*Data excerpts*.
........
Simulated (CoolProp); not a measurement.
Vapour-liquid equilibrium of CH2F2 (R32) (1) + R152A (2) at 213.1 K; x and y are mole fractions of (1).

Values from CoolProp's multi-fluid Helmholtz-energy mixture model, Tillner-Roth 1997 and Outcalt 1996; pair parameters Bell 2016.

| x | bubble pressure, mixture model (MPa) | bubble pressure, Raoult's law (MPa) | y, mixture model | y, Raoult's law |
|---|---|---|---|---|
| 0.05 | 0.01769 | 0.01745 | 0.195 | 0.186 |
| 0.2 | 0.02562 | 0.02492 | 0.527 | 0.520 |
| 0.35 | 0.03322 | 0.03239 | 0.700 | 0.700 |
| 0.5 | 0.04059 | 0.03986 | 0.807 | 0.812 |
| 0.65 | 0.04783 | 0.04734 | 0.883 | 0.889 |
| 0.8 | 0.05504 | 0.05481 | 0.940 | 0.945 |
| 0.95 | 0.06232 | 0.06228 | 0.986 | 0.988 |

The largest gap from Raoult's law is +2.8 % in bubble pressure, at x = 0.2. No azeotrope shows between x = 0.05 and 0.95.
........

*Work instruction*.
Each record must be reproduced exactly. Keep every one.

*Written reply*.
Simulated (CoolProp); not a measurement.
Vapour-liquid equilibrium of CH2F2 (R32) (1) + R152A (2) at 213.1 K; x and y are mole fractions of (1).

Values from CoolProp's multi-fluid Helmholtz-energy mixture model, Tillner-Roth 1997 and Outcalt 1996; pair parameters Bell 2016.

| x | bubble pressure, mixture model (MPa) | bubble pressure, Raoult's law (MPa) | y, mixture model | y, Raoult's law |
|---|---|---|---|---|
| 0.05 | 0.01769 | 0.01745 | 0.195 | 0.186 |
| 0.2 | 0.02562 | 0.02492 | 0.527 | 0.520 |
| 0.35 | 0.03322 | 0.03239 | 0.700 | 0.700 |
| 0.5 | 0.04059 | 0.03986 | 0.807 | 0.812 |
| 0.65 | 0.04783 | 0.04734 | 0.883 | 0.889 |
| 0.8 | 0.05504 | 0.05481 | 0.940 | 0.945 |
| 0.95 | 0.06232 | 0.06228 | 0.986 | 0.988 |

The largest gap from Raoult's law is +2.8 % in bubble pressure, at x = 0.2. No azeotrope shows between x = 0.05 and 0.95.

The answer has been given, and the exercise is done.